Assigned task: Below is some data; print it all back exactly.

Information provided:
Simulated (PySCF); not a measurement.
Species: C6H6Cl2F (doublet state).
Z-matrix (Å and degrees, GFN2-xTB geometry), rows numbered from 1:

Your solution:
Simulated (PySCF); not a measurement.
Species: C6H6Cl2F (doublet state).
Z-matrix (Å and degrees, GFN2-xTB geometry), rows numbered from 1:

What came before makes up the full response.